►
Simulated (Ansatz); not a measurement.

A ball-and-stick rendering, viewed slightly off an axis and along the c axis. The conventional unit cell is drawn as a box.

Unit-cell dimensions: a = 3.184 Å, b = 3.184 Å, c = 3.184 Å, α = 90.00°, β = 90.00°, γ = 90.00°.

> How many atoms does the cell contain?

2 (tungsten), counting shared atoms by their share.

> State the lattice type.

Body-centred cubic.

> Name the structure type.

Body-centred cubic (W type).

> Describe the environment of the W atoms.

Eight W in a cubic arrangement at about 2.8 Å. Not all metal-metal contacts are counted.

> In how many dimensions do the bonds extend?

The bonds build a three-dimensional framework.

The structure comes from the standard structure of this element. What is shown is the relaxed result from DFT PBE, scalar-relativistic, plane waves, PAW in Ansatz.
◄

Scan the lines above for "2 (tungsten), counting" and for "The bonds build". Repeat exactly the line holding each of them and every line in between.

→ **Task response**
2 (tungsten), counting shared atoms by their share.

> State the lattice type.

Body-centred cubic.

> Name the structure type.

Body-centred cubic (W type).

> Describe the environment of the W atoms.

Eight W in a cubic arrangement at about 2.8 Å. Not all metal-metal contacts are counted.

> In how many dimensions do the bonds extend?

The bonds build a three-dimensional framework.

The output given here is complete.